■ Dataset ■
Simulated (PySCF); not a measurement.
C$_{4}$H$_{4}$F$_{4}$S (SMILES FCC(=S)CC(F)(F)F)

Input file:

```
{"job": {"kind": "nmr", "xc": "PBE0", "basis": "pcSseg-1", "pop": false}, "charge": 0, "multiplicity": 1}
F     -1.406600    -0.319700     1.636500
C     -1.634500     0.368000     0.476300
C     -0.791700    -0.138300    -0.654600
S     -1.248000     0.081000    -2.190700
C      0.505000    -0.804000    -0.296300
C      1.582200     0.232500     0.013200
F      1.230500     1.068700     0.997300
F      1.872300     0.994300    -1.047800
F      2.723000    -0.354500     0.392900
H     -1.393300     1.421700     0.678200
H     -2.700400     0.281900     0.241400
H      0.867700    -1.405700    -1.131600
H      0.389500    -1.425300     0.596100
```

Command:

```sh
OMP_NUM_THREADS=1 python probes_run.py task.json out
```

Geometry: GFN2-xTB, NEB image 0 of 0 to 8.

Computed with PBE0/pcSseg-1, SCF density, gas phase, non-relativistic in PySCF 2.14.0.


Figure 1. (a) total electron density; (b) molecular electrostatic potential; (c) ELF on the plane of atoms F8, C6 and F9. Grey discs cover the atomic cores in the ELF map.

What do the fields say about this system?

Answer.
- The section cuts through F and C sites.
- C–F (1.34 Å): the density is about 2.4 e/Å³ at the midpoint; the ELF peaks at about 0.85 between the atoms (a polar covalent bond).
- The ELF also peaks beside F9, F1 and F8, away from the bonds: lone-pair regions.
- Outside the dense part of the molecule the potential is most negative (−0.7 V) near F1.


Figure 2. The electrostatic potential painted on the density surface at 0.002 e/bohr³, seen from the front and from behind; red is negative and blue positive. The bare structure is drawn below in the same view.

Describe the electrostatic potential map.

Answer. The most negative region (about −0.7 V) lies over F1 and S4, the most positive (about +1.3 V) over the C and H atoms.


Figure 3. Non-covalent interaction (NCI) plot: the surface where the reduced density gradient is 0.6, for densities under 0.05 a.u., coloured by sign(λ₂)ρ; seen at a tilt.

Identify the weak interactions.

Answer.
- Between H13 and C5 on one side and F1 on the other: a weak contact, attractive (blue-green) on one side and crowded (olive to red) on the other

■ Task item ■
When you come to the line containing "Describe the electrostatic potential map.", give it and stop; before that, repeat each line of the material exactly from the first one.

■ Task result ■
Simulated (PySCF); not a measurement.
C$_{4}$H$_{4}$F$_{4}$S (SMILES FCC(=S)CC(F)(F)F)

Input file:

```
{"job": {"kind": "nmr", "xc": "PBE0", "basis": "pcSseg-1", "pop": false}, "charge": 0, "multiplicity": 1}
F     -1.406600    -0.319700     1.636500
C     -1.634500     0.368000     0.476300
C     -0.791700    -0.138300    -0.654600
S     -1.248000     0.081000    -2.190700
C      0.505000    -0.804000    -0.296300
C      1.582200     0.232500     0.013200
F      1.230500     1.068700     0.997300
F      1.872300     0.994300    -1.047800
F      2.723000    -0.354500     0.392900
H     -1.393300     1.421700     0.678200
H     -2.700400     0.281900     0.241400
H      0.867700    -1.405700    -1.131600
H      0.389500    -1.425300     0.596100
```

Command:

```sh
OMP_NUM_THREADS=1 python probes_run.py task.json out
```

Geometry: GFN2-xTB, NEB image 0 of 0 to 8.

Computed with PBE0/pcSseg-1, SCF density, gas phase, non-relativistic in PySCF 2.14.0.


Figure 1. (a) total electron density; (b) molecular electrostatic potential; (c) ELF on the plane of atoms F8, C6 and F9. Grey discs cover the atomic cores in the ELF map.

What do the fields say about this system?

Answer.
- The section cuts through F and C sites.
- C–F (1.34 Å): the density is about 2.4 e/Å³ at the midpoint; the ELF peaks at about 0.85 between the atoms (a polar covalent bond).
- The ELF also peaks beside F9, F1 and F8, away from the bonds: lone-pair regions.
- Outside the dense part of the molecule the potential is most negative (−0.7 V) near F1.


Figure 2. The electrostatic potential painted on the density surface at 0.002 e/bohr³, seen from the front and from behind; red is negative and blue positive. The bare structure is drawn below in the same view.

Describe the electrostatic potential map.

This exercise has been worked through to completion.